**** Dataset extract
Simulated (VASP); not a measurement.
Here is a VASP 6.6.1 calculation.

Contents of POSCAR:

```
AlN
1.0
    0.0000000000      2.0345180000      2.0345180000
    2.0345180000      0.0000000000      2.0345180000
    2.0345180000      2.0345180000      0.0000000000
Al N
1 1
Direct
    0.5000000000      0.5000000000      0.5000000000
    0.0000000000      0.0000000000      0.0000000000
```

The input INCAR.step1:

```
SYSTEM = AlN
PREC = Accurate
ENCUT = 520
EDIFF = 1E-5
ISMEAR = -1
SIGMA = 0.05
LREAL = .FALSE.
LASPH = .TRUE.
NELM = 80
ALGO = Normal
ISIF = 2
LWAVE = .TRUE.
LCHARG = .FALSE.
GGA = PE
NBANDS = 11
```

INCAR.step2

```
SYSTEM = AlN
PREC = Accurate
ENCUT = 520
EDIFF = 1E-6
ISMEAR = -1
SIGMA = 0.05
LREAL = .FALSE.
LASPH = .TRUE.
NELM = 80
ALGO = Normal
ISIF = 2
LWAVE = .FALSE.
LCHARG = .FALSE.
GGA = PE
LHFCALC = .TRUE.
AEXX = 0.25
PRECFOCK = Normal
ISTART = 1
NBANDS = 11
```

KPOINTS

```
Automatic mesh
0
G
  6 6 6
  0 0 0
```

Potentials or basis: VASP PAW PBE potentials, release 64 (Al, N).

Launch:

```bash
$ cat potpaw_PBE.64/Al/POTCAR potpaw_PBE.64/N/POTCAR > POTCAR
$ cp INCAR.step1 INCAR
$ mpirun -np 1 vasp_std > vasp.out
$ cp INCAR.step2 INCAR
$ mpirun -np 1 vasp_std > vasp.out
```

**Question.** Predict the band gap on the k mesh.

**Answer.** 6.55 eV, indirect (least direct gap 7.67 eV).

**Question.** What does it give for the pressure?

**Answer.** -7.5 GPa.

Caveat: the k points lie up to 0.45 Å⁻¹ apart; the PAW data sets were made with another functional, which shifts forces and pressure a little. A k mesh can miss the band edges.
********

§ **Assigned task**
Copy exactly the opening line of the material, the line bearing "gap 7.67 eV).", and every line between them. Include nothing else.

§ **Task response**
Simulated (VASP); not a measurement.
Here is a VASP 6.6.1 calculation.

Contents of POSCAR:

```
AlN
1.0
    0.0000000000      2.0345180000      2.0345180000
    2.0345180000      0.0000000000      2.0345180000
    2.0345180000      2.0345180000      0.0000000000
Al N
1 1
Direct
    0.5000000000      0.5000000000      0.5000000000
    0.0000000000      0.0000000000      0.0000000000
```

The input INCAR.step1:

```
SYSTEM = AlN
PREC = Accurate
ENCUT = 520
EDIFF = 1E-5
ISMEAR = -1
SIGMA = 0.05
LREAL = .FALSE.
LASPH = .TRUE.
NELM = 80
ALGO = Normal
ISIF = 2
LWAVE = .TRUE.
LCHARG = .FALSE.
GGA = PE
NBANDS = 11
```

INCAR.step2

```
SYSTEM = AlN
PREC = Accurate
ENCUT = 520
EDIFF = 1E-6
ISMEAR = -1
SIGMA = 0.05
LREAL = .FALSE.
LASPH = .TRUE.
NELM = 80
ALGO = Normal
ISIF = 2
LWAVE = .FALSE.
LCHARG = .FALSE.
GGA = PE
LHFCALC = .TRUE.
AEXX = 0.25
PRECFOCK = Normal
ISTART = 1
NBANDS = 11
```

KPOINTS

```
Automatic mesh
0
G
  6 6 6
  0 0 0
```

Potentials or basis: VASP PAW PBE potentials, release 64 (Al, N).

Launch:

```bash
$ cat potpaw_PBE.64/Al/POTCAR potpaw_PBE.64/N/POTCAR > POTCAR
$ cp INCAR.step1 INCAR
$ mpirun -np 1 vasp_std > vasp.out
$ cp INCAR.step2 INCAR
$ mpirun -np 1 vasp_std > vasp.out
```

**Question.** Predict the band gap on the k mesh.

**Answer.** 6.55 eV, indirect (least direct gap 7.67 eV).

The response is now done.